START Record set

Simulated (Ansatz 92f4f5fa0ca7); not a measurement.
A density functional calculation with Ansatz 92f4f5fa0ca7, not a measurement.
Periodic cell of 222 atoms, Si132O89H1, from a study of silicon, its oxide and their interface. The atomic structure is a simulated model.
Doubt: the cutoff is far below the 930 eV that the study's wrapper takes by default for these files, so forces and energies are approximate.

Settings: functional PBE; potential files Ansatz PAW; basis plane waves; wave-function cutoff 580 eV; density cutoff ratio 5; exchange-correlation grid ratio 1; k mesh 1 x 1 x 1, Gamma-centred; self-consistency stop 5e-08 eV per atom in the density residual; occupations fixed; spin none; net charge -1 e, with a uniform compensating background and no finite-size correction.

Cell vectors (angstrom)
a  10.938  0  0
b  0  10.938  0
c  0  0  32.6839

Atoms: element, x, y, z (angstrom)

END Record set

*Task item*
An exact, complete copy of the data is the only acceptable answer.

*Task answer*
Simulated (Ansatz 92f4f5fa0ca7); not a measurement.
A density functional calculation with Ansatz 92f4f5fa0ca7, not a measurement.
Periodic cell of 222 atoms, Si132O89H1, from a study of silicon, its oxide and their interface. The atomic structure is a simulated model.
Doubt: the cutoff is far below the 930 eV that the study's wrapper takes by default for these files, so forces and energies are approximate.

Settings: functional PBE; potential files Ansatz PAW; basis plane waves; wave-function cutoff 580 eV; density cutoff ratio 5; exchange-correlation grid ratio 1; k mesh 1 x 1 x 1, Gamma-centred; self-consistency stop 5e-08 eV per atom in the density residual; occupations fixed; spin none; net charge -1 e, with a uniform compensating background and no finite-size correction.

Cell vectors (angstrom)
a  10.938  0  0
b  0  10.938  0
c  0  0  32.6839

Atoms: element, x, y, z (angstrom)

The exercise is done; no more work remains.